[TASK ITEM] Output the entries verbatim, including every line.

(Beginning of AVAILABLE DATA)

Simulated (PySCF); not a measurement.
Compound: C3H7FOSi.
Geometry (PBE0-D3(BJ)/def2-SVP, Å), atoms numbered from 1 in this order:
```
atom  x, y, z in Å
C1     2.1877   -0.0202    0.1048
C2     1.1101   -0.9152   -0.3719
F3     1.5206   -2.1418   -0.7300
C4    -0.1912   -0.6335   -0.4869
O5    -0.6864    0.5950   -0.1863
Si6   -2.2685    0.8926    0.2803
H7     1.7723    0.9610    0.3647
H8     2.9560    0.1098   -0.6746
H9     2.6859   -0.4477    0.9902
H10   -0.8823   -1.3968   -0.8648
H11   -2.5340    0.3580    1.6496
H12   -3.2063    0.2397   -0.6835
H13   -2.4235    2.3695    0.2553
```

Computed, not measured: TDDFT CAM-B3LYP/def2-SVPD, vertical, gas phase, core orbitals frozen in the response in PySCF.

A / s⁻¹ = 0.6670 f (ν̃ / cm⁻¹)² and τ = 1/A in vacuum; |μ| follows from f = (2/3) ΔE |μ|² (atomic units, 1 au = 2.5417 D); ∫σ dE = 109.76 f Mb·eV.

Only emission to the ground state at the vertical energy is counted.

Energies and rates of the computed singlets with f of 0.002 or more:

(End of AVAILABLE DATA)

[YOUR RESPONSE]
Simulated (PySCF); not a measurement.
Compound: C3H7FOSi.
Geometry (PBE0-D3(BJ)/def2-SVP, Å), atoms numbered from 1 in this order:
```
atom  x, y, z in Å
C1     2.1877   -0.0202    0.1048
C2     1.1101   -0.9152   -0.3719
F3     1.5206   -2.1418   -0.7300
C4    -0.1912   -0.6335   -0.4869
O5    -0.6864    0.5950   -0.1863
Si6   -2.2685    0.8926    0.2803
H7     1.7723    0.9610    0.3647
H8     2.9560    0.1098   -0.6746
H9     2.6859   -0.4477    0.9902
H10   -0.8823   -1.3968   -0.8648
H11   -2.5340    0.3580    1.6496
H12   -3.2063    0.2397   -0.6835
H13   -2.4235    2.3695    0.2553
```

Computed, not measured: TDDFT CAM-B3LYP/def2-SVPD, vertical, gas phase, core orbitals frozen in the response in PySCF.

A / s⁻¹ = 0.6670 f (ν̃ / cm⁻¹)² and τ = 1/A in vacuum; |μ| follows from f = (2/3) ΔE |μ|² (atomic units, 1 au = 2.5417 D); ∫σ dE = 109.76 f Mb·eV.

Only emission to the ground state at the vertical energy is counted.

Energies and rates of the computed singlets with f of 0.002 or more:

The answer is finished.